▶ _Assignment_:
Set down exactly the lines below between the line holding "Only a and b" and the line holding "## 2. A first look at the guess", inclusive; no other line belongs in the answer.

▶ _Records provided_:
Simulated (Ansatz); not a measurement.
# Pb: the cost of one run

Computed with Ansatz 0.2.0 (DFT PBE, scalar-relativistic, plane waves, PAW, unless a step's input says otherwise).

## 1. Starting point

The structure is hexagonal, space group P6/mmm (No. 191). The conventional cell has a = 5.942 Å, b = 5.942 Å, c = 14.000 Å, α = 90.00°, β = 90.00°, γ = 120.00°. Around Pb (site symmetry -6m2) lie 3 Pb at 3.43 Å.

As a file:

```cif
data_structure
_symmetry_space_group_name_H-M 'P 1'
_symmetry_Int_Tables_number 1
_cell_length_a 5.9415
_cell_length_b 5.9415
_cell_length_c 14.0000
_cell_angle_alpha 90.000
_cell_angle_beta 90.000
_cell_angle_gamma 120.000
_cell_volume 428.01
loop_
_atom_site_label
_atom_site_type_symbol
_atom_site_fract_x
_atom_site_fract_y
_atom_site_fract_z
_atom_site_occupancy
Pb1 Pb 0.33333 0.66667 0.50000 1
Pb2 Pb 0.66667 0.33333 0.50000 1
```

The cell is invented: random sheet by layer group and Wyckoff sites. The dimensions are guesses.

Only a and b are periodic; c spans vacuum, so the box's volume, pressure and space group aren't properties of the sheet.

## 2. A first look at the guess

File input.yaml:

▶ _Written response_:
Only a and b are periodic; c spans vacuum, so the box's volume, pressure and space group aren't properties of the sheet.

## 2. A first look at the guess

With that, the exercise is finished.